▶ [Required action]: In the entries below, find the line with "With that run's" and the line with "Their slope is". Print those two and everything between them exactly, and nothing else.

——
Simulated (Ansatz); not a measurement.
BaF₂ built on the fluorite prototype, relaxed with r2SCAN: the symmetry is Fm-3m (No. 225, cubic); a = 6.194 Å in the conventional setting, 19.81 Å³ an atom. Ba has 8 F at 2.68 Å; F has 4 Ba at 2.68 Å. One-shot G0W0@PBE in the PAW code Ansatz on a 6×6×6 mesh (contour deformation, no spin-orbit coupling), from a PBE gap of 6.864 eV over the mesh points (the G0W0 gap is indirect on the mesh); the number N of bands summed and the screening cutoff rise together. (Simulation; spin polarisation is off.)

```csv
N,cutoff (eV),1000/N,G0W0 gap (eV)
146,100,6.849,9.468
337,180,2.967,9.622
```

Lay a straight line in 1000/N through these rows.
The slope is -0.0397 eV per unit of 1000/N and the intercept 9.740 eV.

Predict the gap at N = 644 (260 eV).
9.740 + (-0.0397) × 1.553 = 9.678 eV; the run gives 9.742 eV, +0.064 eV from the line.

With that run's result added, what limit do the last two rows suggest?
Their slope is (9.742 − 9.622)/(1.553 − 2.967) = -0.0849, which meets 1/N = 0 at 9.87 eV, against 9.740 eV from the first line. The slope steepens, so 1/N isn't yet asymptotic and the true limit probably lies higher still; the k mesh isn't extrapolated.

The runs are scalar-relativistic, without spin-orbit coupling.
——

▶ [Exercise result]:
With that run's result added, what limit do the last two rows suggest?
Their slope is (9.742 − 9.622)/(1.553 − 2.967) = -0.0849, which meets 1/N = 0 at 9.87 eV, against 9.740 eV from the first line. The slope steepens, so 1/N isn't yet asymptotic and the true limit probably lies higher still; the k mesh isn't extrapolated.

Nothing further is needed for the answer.